→ WORK REQUEST:
All records should be reproduced verbatim.

→ EXERCISE DATA:
=-=-=-=-=

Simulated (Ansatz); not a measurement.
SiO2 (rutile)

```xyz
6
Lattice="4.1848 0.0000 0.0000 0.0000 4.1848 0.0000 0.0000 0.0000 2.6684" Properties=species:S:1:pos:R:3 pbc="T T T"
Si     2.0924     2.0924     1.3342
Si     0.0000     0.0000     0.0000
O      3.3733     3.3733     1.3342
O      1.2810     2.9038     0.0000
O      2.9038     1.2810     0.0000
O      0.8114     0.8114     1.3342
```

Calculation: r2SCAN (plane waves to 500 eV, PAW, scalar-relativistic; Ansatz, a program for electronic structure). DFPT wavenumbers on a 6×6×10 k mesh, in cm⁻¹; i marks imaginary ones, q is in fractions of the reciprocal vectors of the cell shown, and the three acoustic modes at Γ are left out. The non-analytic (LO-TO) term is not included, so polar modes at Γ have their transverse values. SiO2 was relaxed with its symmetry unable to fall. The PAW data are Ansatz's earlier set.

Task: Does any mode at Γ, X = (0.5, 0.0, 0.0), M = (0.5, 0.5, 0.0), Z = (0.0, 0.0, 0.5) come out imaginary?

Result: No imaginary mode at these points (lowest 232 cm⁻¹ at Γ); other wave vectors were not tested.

=-=-=-=-=

→ WRITTEN RESPONSE:
Simulated (Ansatz); not a measurement.
SiO2 (rutile)

```xyz
6
Lattice="4.1848 0.0000 0.0000 0.0000 4.1848 0.0000 0.0000 0.0000 2.6684" Properties=species:S:1:pos:R:3 pbc="T T T"
Si     2.0924     2.0924     1.3342
Si     0.0000     0.0000     0.0000
O      3.3733     3.3733     1.3342
O      1.2810     2.9038     0.0000
O      2.9038     1.2810     0.0000
O      0.8114     0.8114     1.3342
```

Calculation: r2SCAN (plane waves to 500 eV, PAW, scalar-relativistic; Ansatz, a program for electronic structure). DFPT wavenumbers on a 6×6×10 k mesh, in cm⁻¹; i marks imaginary ones, q is in fractions of the reciprocal vectors of the cell shown, and the three acoustic modes at Γ are left out. The non-analytic (LO-TO) term is not included, so polar modes at Γ have their transverse values. SiO2 was relaxed with its symmetry unable to fall. The PAW data are Ansatz's earlier set.

Task: Does any mode at Γ, X = (0.5, 0.0, 0.0), M = (0.5, 0.5, 0.0), Z = (0.0, 0.0, 0.5) come out imaginary?

Result: No imaginary mode at these points (lowest 232 cm⁻¹ at Γ); other wave vectors were not tested.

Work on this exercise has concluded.